■ Required action
Return only what lies between the first line of the entries and the line containing "86.8 | 96.7 |", both lines included.

■ The data
————————
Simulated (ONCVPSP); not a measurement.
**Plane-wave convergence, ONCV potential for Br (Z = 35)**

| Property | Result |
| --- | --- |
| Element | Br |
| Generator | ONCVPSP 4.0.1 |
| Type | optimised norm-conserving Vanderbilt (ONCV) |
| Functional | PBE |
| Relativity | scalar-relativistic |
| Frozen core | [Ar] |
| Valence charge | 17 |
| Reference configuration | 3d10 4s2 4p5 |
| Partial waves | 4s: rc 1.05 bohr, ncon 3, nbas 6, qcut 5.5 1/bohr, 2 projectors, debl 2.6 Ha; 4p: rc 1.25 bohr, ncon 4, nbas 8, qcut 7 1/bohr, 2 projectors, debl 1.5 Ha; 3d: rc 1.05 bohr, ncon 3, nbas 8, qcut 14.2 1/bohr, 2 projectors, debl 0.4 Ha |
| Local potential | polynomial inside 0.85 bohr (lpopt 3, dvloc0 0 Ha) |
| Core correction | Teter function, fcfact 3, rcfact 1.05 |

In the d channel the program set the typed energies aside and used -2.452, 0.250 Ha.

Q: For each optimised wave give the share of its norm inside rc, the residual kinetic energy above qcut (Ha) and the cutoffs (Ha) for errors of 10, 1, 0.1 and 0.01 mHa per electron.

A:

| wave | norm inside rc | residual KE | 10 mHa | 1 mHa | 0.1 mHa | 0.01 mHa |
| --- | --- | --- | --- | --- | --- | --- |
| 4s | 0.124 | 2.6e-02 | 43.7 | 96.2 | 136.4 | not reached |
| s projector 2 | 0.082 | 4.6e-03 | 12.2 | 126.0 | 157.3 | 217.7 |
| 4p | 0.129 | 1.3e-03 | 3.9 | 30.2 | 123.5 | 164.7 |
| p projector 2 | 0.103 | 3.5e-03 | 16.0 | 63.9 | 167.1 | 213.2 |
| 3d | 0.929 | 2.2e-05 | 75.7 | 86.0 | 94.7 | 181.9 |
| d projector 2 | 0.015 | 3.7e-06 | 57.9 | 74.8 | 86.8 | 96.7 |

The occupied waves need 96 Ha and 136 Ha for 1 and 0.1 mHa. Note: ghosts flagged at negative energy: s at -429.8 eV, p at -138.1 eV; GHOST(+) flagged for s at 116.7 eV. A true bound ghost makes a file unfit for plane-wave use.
————————

■ Answer area
Simulated (ONCVPSP); not a measurement.
**Plane-wave convergence, ONCV potential for Br (Z = 35)**

| Property | Result |
| --- | --- |
| Element | Br |
| Generator | ONCVPSP 4.0.1 |
| Type | optimised norm-conserving Vanderbilt (ONCV) |
| Functional | PBE |
| Relativity | scalar-relativistic |
| Frozen core | [Ar] |
| Valence charge | 17 |
| Reference configuration | 3d10 4s2 4p5 |
| Partial waves | 4s: rc 1.05 bohr, ncon 3, nbas 6, qcut 5.5 1/bohr, 2 projectors, debl 2.6 Ha; 4p: rc 1.25 bohr, ncon 4, nbas 8, qcut 7 1/bohr, 2 projectors, debl 1.5 Ha; 3d: rc 1.05 bohr, ncon 3, nbas 8, qcut 14.2 1/bohr, 2 projectors, debl 0.4 Ha |
| Local potential | polynomial inside 0.85 bohr (lpopt 3, dvloc0 0 Ha) |
| Core correction | Teter function, fcfact 3, rcfact 1.05 |

In the d channel the program set the typed energies aside and used -2.452, 0.250 Ha.

Q: For each optimised wave give the share of its norm inside rc, the residual kinetic energy above qcut (Ha) and the cutoffs (Ha) for errors of 10, 1, 0.1 and 0.01 mHa per electron.

A:

| wave | norm inside rc | residual KE | 10 mHa | 1 mHa | 0.1 mHa | 0.01 mHa |
| --- | --- | --- | --- | --- | --- | --- |
| 4s | 0.124 | 2.6e-02 | 43.7 | 96.2 | 136.4 | not reached |
| s projector 2 | 0.082 | 4.6e-03 | 12.2 | 126.0 | 157.3 | 217.7 |
| 4p | 0.129 | 1.3e-03 | 3.9 | 30.2 | 123.5 | 164.7 |
| p projector 2 | 0.103 | 3.5e-03 | 16.0 | 63.9 | 167.1 | 213.2 |
| 3d | 0.929 | 2.2e-05 | 75.7 | 86.0 | 94.7 | 181.9 |
| d projector 2 | 0.015 | 3.7e-06 | 57.9 | 74.8 | 86.8 | 96.7 |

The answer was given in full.